- _Assigned task_
All of the entries must be duplicated exactly.

- _Source data_
--- --- ---

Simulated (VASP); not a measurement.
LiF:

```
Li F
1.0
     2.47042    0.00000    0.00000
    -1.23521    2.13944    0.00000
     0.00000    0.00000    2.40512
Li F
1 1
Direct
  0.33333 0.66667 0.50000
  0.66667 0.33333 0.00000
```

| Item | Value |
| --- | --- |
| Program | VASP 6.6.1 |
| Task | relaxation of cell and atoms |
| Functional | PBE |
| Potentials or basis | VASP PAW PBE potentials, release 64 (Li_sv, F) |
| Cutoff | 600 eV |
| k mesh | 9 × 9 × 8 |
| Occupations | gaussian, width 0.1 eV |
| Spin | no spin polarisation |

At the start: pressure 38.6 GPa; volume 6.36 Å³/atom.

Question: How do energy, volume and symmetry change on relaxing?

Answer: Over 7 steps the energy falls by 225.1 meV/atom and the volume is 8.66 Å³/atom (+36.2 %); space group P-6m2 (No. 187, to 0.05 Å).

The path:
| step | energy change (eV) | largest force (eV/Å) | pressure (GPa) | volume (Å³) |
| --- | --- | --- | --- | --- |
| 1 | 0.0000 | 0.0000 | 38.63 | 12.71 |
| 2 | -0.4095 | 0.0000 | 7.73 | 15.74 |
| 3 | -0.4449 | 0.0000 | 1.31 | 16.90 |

--- --- ---

- _Written solution_
Simulated (VASP); not a measurement.
LiF:

```
Li F
1.0
     2.47042    0.00000    0.00000
    -1.23521    2.13944    0.00000
     0.00000    0.00000    2.40512
Li F
1 1
Direct
  0.33333 0.66667 0.50000
  0.66667 0.33333 0.00000
```

| Item | Value |
| --- | --- |
| Program | VASP 6.6.1 |
| Task | relaxation of cell and atoms |
| Functional | PBE |
| Potentials or basis | VASP PAW PBE potentials, release 64 (Li_sv, F) |
| Cutoff | 600 eV |
| k mesh | 9 × 9 × 8 |
| Occupations | gaussian, width 0.1 eV |
| Spin | no spin polarisation |

At the start: pressure 38.6 GPa; volume 6.36 Å³/atom.

Question: How do energy, volume and symmetry change on relaxing?

Answer: Over 7 steps the energy falls by 225.1 meV/atom and the volume is 8.66 Å³/atom (+36.2 %); space group P-6m2 (No. 187, to 0.05 Å).

The path:
| step | energy change (eV) | largest force (eV/Å) | pressure (GPa) | volume (Å³) |
| --- | --- | --- | --- | --- |
| 1 | 0.0000 | 0.0000 | 38.63 | 12.71 |
| 2 | -0.4095 | 0.0000 | 7.73 | 15.74 |
| 3 | -0.4449 | 0.0000 | 1.31 | 16.90 |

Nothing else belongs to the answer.